> **Activity**
Reproduce only the lines of the material below that start at the line containing "Equilibrium calculation in" and stop at the line containing "Na+ (83 %), NaHCO3 (10 %), NaCO3- (6.8 %)". Keep both end lines.

> **Data section**
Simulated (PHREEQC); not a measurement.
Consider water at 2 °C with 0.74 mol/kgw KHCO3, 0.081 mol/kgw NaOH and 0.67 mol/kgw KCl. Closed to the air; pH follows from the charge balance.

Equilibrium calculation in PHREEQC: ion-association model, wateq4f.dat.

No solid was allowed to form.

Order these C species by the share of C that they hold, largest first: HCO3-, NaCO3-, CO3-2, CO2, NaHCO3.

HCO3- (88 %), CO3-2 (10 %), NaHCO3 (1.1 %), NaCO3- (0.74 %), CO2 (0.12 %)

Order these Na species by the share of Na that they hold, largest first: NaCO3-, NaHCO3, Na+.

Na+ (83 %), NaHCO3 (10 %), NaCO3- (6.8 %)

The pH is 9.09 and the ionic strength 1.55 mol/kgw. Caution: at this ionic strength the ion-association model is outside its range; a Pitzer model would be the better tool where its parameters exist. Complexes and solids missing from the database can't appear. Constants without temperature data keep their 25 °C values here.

> **Your solution**
Equilibrium calculation in PHREEQC: ion-association model, wateq4f.dat.

No solid was allowed to form.

Order these C species by the share of C that they hold, largest first: HCO3-, NaCO3-, CO3-2, CO2, NaHCO3.

HCO3- (88 %), CO3-2 (10 %), NaHCO3 (1.1 %), NaCO3- (0.74 %), CO2 (0.12 %)

Order these Na species by the share of Na that they hold, largest first: NaCO3-, NaHCO3, Na+.

Na+ (83 %), NaHCO3 (10 %), NaCO3- (6.8 %)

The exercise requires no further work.